| Work instruction |
Below are lines of data, and only some are wanted. Please repeat exactly those from the line that has "Problem. Give the" through the line that has "oxygen | 29.9 |".

[Start of section]

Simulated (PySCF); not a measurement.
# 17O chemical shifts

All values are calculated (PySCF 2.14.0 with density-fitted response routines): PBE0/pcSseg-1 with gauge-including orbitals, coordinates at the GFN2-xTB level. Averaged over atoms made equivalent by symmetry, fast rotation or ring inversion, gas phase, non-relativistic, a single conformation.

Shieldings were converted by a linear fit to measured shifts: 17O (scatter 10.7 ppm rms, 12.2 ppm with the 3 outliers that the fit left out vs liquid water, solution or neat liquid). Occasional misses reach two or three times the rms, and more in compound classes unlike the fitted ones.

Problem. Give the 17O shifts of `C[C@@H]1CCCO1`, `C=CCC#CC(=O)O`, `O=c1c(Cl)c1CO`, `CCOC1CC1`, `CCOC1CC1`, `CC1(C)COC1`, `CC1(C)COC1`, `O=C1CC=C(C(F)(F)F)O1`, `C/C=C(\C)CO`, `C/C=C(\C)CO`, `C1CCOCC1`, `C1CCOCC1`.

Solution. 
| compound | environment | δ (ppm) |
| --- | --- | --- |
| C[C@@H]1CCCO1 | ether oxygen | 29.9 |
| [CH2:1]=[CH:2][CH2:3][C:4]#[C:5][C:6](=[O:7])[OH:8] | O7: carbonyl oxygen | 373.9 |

[End of section]

| Problem solution |
Problem. Give the 17O shifts of `C[C@@H]1CCCO1`, `C=CCC#CC(=O)O`, `O=c1c(Cl)c1CO`, `CCOC1CC1`, `CCOC1CC1`, `CC1(C)COC1`, `CC1(C)COC1`, `O=C1CC=C(C(F)(F)F)O1`, `C/C=C(\C)CO`, `C/C=C(\C)CO`, `C1CCOCC1`, `C1CCOCC1`.

Solution. 
| compound | environment | δ (ppm) |
| --- | --- | --- |
| C[C@@H]1CCCO1 | ether oxygen | 29.9 |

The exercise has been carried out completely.